▶ [Input data]
┏━━

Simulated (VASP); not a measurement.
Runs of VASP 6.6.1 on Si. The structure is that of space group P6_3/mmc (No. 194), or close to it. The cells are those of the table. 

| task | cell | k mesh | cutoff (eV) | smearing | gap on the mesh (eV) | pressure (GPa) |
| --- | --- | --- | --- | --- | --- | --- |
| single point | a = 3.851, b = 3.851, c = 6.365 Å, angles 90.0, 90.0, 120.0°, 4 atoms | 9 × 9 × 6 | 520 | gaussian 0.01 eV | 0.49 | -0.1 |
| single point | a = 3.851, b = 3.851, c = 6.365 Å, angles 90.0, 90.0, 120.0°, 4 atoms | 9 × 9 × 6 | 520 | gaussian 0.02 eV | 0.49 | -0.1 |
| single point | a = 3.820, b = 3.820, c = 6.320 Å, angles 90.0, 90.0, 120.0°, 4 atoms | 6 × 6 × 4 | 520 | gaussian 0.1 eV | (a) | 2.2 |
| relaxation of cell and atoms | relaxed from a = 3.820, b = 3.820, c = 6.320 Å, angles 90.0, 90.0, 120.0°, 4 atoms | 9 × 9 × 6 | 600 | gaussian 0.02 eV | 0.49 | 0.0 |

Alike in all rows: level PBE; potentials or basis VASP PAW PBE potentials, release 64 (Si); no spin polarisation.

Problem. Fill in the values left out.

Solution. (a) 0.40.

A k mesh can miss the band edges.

┗━━

Copy out precisely the lines from the line with "0.01 eV | 0.49 | -0.1 |" to the line with "Solution. (a) 0.40." in the material above, including those two lines and omitting all the rest.

| single point | a = 3.851, b = 3.851, c = 6.365 Å, angles 90.0, 90.0, 120.0°, 4 atoms | 9 × 9 × 6 | 520 | gaussian 0.01 eV | 0.49 | -0.1 |
| single point | a = 3.851, b = 3.851, c = 6.365 Å, angles 90.0, 90.0, 120.0°, 4 atoms | 9 × 9 × 6 | 520 | gaussian 0.02 eV | 0.49 | -0.1 |
| single point | a = 3.820, b = 3.820, c = 6.320 Å, angles 90.0, 90.0, 120.0°, 4 atoms | 6 × 6 × 4 | 520 | gaussian 0.1 eV | (a) | 2.2 |
| relaxation of cell and atoms | relaxed from a = 3.820, b = 3.820, c = 6.320 Å, angles 90.0, 90.0, 120.0°, 4 atoms | 9 × 9 × 6 | 600 | gaussian 0.02 eV | 0.49 | 0.0 |

Alike in all rows: level PBE; potentials or basis VASP PAW PBE potentials, release 64 (Si); no spin polarisation.

Problem. Fill in the values left out.

Solution. (a) 0.40.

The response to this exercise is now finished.